▸ Required action
Please write out exactly, and only, the lines from the first in the material below to the line containing "A cheap single", both included.

▸ Given information
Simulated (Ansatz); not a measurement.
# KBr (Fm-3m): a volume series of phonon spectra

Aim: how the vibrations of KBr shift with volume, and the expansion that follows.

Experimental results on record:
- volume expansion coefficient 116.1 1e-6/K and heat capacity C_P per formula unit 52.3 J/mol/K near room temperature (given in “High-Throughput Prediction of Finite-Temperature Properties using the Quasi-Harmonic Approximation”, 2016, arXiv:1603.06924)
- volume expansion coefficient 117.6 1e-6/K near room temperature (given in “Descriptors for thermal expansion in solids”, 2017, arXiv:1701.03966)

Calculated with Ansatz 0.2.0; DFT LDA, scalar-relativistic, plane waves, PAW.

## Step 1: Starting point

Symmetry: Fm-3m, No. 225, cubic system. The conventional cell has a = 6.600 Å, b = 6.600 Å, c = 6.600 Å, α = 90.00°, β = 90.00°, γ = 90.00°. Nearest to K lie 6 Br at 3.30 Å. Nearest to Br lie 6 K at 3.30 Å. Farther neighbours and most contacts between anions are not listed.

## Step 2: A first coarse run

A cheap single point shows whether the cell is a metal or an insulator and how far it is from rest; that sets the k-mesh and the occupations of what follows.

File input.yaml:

▸ Exercise output
Simulated (Ansatz); not a measurement.
# KBr (Fm-3m): a volume series of phonon spectra

Aim: how the vibrations of KBr shift with volume, and the expansion that follows.

Experimental results on record:
- volume expansion coefficient 116.1 1e-6/K and heat capacity C_P per formula unit 52.3 J/mol/K near room temperature (given in “High-Throughput Prediction of Finite-Temperature Properties using the Quasi-Harmonic Approximation”, 2016, arXiv:1603.06924)
- volume expansion coefficient 117.6 1e-6/K near room temperature (given in “Descriptors for thermal expansion in solids”, 2017, arXiv:1701.03966)

Calculated with Ansatz 0.2.0; DFT LDA, scalar-relativistic, plane waves, PAW.

## Step 1: Starting point

Symmetry: Fm-3m, No. 225, cubic system. The conventional cell has a = 6.600 Å, b = 6.600 Å, c = 6.600 Å, α = 90.00°, β = 90.00°, γ = 90.00°. Nearest to K lie 6 Br at 3.30 Å. Nearest to Br lie 6 K at 3.30 Å. Farther neighbours and most contacts between anions are not listed.

## Step 2: A first coarse run

A cheap single point shows whether the cell is a metal or an insulator and how far it is from rest; that sets the k-mesh and the occupations of what follows.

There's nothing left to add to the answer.